*** Opening of Excerpted data ***

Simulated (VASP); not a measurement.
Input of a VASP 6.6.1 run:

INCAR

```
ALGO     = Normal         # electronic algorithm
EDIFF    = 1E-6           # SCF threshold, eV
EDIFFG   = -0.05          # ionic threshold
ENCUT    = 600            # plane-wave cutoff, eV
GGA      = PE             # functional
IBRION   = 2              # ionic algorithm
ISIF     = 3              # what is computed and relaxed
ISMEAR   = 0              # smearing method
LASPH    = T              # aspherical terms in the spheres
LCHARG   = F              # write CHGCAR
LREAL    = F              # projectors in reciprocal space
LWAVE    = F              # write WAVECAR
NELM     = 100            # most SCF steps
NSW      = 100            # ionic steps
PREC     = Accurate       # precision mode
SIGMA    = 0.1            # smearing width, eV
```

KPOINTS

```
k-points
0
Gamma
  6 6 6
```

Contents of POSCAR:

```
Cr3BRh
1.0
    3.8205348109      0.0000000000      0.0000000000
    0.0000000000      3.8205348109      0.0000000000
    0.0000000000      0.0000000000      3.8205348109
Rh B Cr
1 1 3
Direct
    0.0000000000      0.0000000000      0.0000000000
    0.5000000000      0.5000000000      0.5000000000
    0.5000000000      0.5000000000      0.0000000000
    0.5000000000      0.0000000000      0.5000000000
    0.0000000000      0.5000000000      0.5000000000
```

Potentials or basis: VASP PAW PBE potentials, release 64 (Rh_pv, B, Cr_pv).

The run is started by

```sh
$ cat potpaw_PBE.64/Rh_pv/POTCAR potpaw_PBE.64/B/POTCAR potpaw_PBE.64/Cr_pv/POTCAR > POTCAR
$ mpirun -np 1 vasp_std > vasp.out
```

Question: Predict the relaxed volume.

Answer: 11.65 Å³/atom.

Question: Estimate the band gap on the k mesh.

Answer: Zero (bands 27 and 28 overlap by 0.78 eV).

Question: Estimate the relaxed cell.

*** Close of Excerpted data ***

# Assignment
Start with the first line. Please copy exactly each line of the listing through the one with "Answer: Zero (bands", including it.

# Exercise answer
Simulated (VASP); not a measurement.
Input of a VASP 6.6.1 run:

INCAR

```
ALGO     = Normal         # electronic algorithm
EDIFF    = 1E-6           # SCF threshold, eV
EDIFFG   = -0.05          # ionic threshold
ENCUT    = 600            # plane-wave cutoff, eV
GGA      = PE             # functional
IBRION   = 2              # ionic algorithm
ISIF     = 3              # what is computed and relaxed
ISMEAR   = 0              # smearing method
LASPH    = T              # aspherical terms in the spheres
LCHARG   = F              # write CHGCAR
LREAL    = F              # projectors in reciprocal space
LWAVE    = F              # write WAVECAR
NELM     = 100            # most SCF steps
NSW      = 100            # ionic steps
PREC     = Accurate       # precision mode
SIGMA    = 0.1            # smearing width, eV
```

KPOINTS

```
k-points
0
Gamma
  6 6 6
```

Contents of POSCAR:

```
Cr3BRh
1.0
    3.8205348109      0.0000000000      0.0000000000
    0.0000000000      3.8205348109      0.0000000000
    0.0000000000      0.0000000000      3.8205348109
Rh B Cr
1 1 3
Direct
    0.0000000000      0.0000000000      0.0000000000
    0.5000000000      0.5000000000      0.5000000000
    0.5000000000      0.5000000000      0.0000000000
    0.5000000000      0.0000000000      0.5000000000
    0.0000000000      0.5000000000      0.5000000000
```

Potentials or basis: VASP PAW PBE potentials, release 64 (Rh_pv, B, Cr_pv).

The run is started by

```sh
$ cat potpaw_PBE.64/Rh_pv/POTCAR potpaw_PBE.64/B/POTCAR potpaw_PBE.64/Cr_pv/POTCAR > POTCAR
$ mpirun -np 1 vasp_std > vasp.out
```

Question: Predict the relaxed volume.

Answer: 11.65 Å³/atom.

Question: Estimate the band gap on the k mesh.

Answer: Zero (bands 27 and 28 overlap by 0.78 eV).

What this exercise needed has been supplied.